*** Data provided ***

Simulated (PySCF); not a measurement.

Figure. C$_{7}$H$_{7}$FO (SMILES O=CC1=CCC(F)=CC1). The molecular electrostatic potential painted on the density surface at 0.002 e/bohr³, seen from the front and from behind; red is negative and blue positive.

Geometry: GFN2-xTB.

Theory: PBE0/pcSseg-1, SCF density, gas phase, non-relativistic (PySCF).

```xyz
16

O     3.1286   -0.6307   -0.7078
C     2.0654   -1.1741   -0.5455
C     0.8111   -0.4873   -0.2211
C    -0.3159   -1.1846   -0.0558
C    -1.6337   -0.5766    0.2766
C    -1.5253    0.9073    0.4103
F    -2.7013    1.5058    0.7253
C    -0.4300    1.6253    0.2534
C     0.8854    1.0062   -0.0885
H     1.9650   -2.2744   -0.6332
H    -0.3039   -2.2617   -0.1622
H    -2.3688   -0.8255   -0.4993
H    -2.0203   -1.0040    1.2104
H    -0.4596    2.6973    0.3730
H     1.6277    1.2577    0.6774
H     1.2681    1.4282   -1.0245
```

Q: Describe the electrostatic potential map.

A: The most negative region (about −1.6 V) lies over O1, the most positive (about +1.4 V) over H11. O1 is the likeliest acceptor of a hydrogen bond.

*** End of Data provided ***

Action item: Retype the entries above exactly, but only from the line containing "Geometry: GFN2-xTB." through the line containing "Q: Describe the electrostatic potential map.", both included.

Response area:
Geometry: GFN2-xTB.

Theory: PBE0/pcSseg-1, SCF density, gas phase, non-relativistic (PySCF).

```xyz
16

O     3.1286   -0.6307   -0.7078
C     2.0654   -1.1741   -0.5455
C     0.8111   -0.4873   -0.2211
C    -0.3159   -1.1846   -0.0558
C    -1.6337   -0.5766    0.2766
C    -1.5253    0.9073    0.4103
F    -2.7013    1.5058    0.7253
C    -0.4300    1.6253    0.2534
C     0.8854    1.0062   -0.0885
H     1.9650   -2.2744   -0.6332
H    -0.3039   -2.2617   -0.1622
H    -2.3688   -0.8255   -0.4993
H    -2.0203   -1.0040    1.2104
H    -0.4596    2.6973    0.3730
H     1.6277    1.2577    0.6774
H     1.2681    1.4282   -1.0245
```

Q: Describe the electrostatic potential map.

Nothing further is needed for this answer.